Data under study Start Marker

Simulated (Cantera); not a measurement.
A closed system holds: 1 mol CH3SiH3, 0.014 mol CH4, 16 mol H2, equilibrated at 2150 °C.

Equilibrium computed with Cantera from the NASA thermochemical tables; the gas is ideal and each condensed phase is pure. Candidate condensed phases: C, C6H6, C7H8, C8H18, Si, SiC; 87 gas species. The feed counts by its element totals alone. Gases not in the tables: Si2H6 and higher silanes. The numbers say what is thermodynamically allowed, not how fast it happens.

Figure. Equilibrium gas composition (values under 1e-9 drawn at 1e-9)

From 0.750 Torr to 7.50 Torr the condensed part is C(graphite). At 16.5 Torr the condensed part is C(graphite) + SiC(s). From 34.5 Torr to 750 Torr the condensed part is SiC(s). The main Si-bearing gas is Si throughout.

Data under study End Marker

**Brief:** Reproduce exactly the lines from the beginning of the entries above up to and including the line that contains "Figure. Equilibrium gas".

**Worked solution:**
Simulated (Cantera); not a measurement.
A closed system holds: 1 mol CH3SiH3, 0.014 mol CH4, 16 mol H2, equilibrated at 2150 °C.

Equilibrium computed with Cantera from the NASA thermochemical tables; the gas is ideal and each condensed phase is pure. Candidate condensed phases: C, C6H6, C7H8, C8H18, Si, SiC; 87 gas species. The feed counts by its element totals alone. Gases not in the tables: Si2H6 and higher silanes. The numbers say what is thermodynamically allowed, not how fast it happens.

Figure. Equilibrium gas composition (values under 1e-9 drawn at 1e-9)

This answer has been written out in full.